SOURCE DATA
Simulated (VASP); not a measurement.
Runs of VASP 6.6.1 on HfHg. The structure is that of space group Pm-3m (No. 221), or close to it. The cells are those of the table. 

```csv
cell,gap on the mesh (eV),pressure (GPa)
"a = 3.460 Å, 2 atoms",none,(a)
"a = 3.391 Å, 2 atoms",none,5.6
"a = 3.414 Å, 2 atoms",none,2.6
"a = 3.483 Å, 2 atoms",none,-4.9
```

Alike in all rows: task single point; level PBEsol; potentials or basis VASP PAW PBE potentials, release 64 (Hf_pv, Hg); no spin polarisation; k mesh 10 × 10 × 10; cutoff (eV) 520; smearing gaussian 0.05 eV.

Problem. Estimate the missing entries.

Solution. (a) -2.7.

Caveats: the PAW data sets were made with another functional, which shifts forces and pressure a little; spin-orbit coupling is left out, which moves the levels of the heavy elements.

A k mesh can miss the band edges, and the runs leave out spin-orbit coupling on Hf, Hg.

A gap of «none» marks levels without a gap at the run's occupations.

ACTIVITY
Please give back, exactly as it stands above, the stretch from the line with "Caveats: the PAW" through the line with "A k mesh can", and no line outside it.

EXPECTED ANSWER
Caveats: the PAW data sets were made with another functional, which shifts forces and pressure a little; spin-orbit coupling is left out, which moves the levels of the heavy elements.

A k mesh can miss the band edges, and the runs leave out spin-orbit coupling on Hf, Hg.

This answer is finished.